##### Information given

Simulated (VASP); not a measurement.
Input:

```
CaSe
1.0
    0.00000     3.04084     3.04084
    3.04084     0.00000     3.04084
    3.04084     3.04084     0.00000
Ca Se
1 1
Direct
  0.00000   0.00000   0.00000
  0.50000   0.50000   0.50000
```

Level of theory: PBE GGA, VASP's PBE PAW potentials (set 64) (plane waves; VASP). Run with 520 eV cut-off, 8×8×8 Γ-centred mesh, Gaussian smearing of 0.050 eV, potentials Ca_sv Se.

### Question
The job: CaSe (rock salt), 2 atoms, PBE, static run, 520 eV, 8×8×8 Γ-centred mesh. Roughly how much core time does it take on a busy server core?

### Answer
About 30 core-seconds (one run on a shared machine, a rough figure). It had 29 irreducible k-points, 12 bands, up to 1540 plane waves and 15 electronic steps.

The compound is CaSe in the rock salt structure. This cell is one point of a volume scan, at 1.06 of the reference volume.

##########

Assignment:
Would you transcribe the records above exactly, leaving nothing out?

Exercise solution:
Simulated (VASP); not a measurement.
Input:

```
CaSe
1.0
    0.00000     3.04084     3.04084
    3.04084     0.00000     3.04084
    3.04084     3.04084     0.00000
Ca Se
1 1
Direct
  0.00000   0.00000   0.00000
  0.50000   0.50000   0.50000
```

Level of theory: PBE GGA, VASP's PBE PAW potentials (set 64) (plane waves; VASP). Run with 520 eV cut-off, 8×8×8 Γ-centred mesh, Gaussian smearing of 0.050 eV, potentials Ca_sv Se.

### Question
The job: CaSe (rock salt), 2 atoms, PBE, static run, 520 eV, 8×8×8 Γ-centred mesh. Roughly how much core time does it take on a busy server core?

### Answer
About 30 core-seconds (one run on a shared machine, a rough figure). It had 29 irreducible k-points, 12 bands, up to 1540 plane waves and 15 electronic steps.

The compound is CaSe in the rock salt structure. This cell is one point of a volume scan, at 1.06 of the reference volume.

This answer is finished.